### BRIEF
Below is a listing. Quote from it, exactly, the lines from the one containing "width 0.15 eV |" down to the one containing "Estimate the wall time of this run.", both ends included, and nothing else.

★ ★ ★ ★ ★
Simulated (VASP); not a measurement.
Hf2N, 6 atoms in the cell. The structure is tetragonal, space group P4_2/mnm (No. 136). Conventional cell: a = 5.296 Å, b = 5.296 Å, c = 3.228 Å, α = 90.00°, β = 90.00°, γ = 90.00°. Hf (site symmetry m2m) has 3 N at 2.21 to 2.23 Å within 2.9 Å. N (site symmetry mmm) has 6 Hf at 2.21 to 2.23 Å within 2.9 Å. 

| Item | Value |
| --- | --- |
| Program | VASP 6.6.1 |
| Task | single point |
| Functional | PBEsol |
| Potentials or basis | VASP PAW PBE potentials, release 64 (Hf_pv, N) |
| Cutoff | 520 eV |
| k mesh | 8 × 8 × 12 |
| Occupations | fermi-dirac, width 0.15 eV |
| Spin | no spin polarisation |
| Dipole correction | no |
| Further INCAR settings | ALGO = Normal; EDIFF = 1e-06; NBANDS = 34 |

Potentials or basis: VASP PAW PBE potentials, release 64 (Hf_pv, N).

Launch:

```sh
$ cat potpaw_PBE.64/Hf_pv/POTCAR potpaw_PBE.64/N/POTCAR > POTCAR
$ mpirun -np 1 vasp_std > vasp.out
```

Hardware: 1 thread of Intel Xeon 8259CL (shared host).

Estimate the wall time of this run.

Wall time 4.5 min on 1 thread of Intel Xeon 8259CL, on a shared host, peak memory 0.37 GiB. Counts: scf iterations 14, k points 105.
★ ★ ★ ★ ★

### EXERCISE SOLUTION
| Occupations | fermi-dirac, width 0.15 eV |
| Spin | no spin polarisation |
| Dipole correction | no |
| Further INCAR settings | ALGO = Normal; EDIFF = 1e-06; NBANDS = 34 |

Potentials or basis: VASP PAW PBE potentials, release 64 (Hf_pv, N).

Launch:

```sh
$ cat potpaw_PBE.64/Hf_pv/POTCAR potpaw_PBE.64/N/POTCAR > POTCAR
$ mpirun -np 1 vasp_std > vasp.out
```

Hardware: 1 thread of Intel Xeon 8259CL (shared host).

Estimate the wall time of this run.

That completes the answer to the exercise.